**Data listing:**
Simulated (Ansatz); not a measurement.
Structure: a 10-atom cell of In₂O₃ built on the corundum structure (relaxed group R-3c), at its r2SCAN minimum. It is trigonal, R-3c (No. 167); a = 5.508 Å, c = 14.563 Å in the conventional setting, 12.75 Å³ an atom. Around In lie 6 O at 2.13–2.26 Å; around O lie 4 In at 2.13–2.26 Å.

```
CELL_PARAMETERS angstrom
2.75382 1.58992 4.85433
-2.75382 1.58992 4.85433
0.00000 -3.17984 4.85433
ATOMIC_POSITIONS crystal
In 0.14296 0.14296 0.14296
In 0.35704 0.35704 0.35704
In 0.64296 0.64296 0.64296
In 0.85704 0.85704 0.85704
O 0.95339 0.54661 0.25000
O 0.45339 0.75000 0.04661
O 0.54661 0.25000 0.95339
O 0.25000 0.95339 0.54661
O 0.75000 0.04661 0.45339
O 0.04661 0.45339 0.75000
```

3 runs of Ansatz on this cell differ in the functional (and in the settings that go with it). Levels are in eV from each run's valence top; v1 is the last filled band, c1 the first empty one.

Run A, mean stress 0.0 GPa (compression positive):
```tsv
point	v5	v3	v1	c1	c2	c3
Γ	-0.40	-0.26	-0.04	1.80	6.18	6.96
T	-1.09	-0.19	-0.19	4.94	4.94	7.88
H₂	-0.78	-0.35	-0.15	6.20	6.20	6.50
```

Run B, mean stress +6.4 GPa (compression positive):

**Work order:**
The full set of entries has to be duplicated precisely.

**Response area:**
Simulated (Ansatz); not a measurement.
Structure: a 10-atom cell of In₂O₃ built on the corundum structure (relaxed group R-3c), at its r2SCAN minimum. It is trigonal, R-3c (No. 167); a = 5.508 Å, c = 14.563 Å in the conventional setting, 12.75 Å³ an atom. Around In lie 6 O at 2.13–2.26 Å; around O lie 4 In at 2.13–2.26 Å.

```
CELL_PARAMETERS angstrom
2.75382 1.58992 4.85433
-2.75382 1.58992 4.85433
0.00000 -3.17984 4.85433
ATOMIC_POSITIONS crystal
In 0.14296 0.14296 0.14296
In 0.35704 0.35704 0.35704
In 0.64296 0.64296 0.64296
In 0.85704 0.85704 0.85704
O 0.95339 0.54661 0.25000
O 0.45339 0.75000 0.04661
O 0.54661 0.25000 0.95339
O 0.25000 0.95339 0.54661
O 0.75000 0.04661 0.45339
O 0.04661 0.45339 0.75000
```

3 runs of Ansatz on this cell differ in the functional (and in the settings that go with it). Levels are in eV from each run's valence top; v1 is the last filled band, c1 the first empty one.

Run A, mean stress 0.0 GPa (compression positive):
```tsv
point	v5	v3	v1	c1	c2	c3
Γ	-0.40	-0.26	-0.04	1.80	6.18	6.96
T	-1.09	-0.19	-0.19	4.94	4.94	7.88
H₂	-0.78	-0.35	-0.15	6.20	6.20	6.50
```

Run B, mean stress +6.4 GPa (compression positive):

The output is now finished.